* _Information_
########

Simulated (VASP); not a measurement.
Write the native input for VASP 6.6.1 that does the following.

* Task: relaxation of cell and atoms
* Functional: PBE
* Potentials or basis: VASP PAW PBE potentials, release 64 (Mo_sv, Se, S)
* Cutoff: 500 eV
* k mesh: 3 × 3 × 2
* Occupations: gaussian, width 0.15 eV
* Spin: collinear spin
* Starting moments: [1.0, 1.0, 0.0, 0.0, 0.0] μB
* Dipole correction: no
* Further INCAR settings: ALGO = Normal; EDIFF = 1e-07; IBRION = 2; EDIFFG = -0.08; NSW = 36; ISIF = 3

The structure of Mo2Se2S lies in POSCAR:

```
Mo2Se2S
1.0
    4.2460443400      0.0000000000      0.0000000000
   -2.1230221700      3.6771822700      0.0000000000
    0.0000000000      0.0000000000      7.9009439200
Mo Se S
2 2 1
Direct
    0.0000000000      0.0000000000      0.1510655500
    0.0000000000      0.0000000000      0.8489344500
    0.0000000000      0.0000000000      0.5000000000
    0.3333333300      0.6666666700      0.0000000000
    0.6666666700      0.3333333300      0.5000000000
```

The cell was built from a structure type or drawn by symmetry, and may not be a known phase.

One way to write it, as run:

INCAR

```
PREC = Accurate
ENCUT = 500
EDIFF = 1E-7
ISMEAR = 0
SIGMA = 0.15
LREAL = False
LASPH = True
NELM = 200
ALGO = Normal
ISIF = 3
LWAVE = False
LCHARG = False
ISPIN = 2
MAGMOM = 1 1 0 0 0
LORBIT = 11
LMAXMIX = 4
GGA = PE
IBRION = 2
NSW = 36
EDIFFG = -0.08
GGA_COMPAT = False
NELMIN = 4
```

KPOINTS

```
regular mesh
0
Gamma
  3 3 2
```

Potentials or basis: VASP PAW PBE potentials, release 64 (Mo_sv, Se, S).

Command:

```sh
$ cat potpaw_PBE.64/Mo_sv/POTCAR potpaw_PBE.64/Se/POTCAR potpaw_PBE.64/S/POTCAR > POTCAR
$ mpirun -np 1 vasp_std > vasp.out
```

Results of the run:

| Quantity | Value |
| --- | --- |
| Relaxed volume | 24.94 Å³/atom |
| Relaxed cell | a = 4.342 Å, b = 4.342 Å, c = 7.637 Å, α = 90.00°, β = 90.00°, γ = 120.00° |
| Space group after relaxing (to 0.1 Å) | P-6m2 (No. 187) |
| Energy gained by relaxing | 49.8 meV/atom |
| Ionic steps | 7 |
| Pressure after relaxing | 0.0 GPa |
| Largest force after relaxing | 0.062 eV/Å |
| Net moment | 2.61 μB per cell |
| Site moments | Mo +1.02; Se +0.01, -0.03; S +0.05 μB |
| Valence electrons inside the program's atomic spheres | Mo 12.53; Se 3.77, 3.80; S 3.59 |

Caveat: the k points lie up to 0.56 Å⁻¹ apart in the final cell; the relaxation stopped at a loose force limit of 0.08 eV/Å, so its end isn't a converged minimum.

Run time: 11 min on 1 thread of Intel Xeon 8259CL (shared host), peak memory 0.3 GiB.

########

* _Assigned task_
Nothing should appear in the answer except the lines above from the line with "relaxing | 0.0 GPa |" through the line with "Caveat: the k", both included, written out exactly.

* _Your solution_
| Pressure after relaxing | 0.0 GPa |
| Largest force after relaxing | 0.062 eV/Å |
| Net moment | 2.61 μB per cell |
| Site moments | Mo +1.02; Se +0.01, -0.03; S +0.05 μB |
| Valence electrons inside the program's atomic spheres | Mo 12.53; Se 3.77, 3.80; S 3.59 |

Caveat: the k points lie up to 0.56 Å⁻¹ apart in the final cell; the relaxation stopped at a loose force limit of 0.08 eV/Å, so its end isn't a converged minimum.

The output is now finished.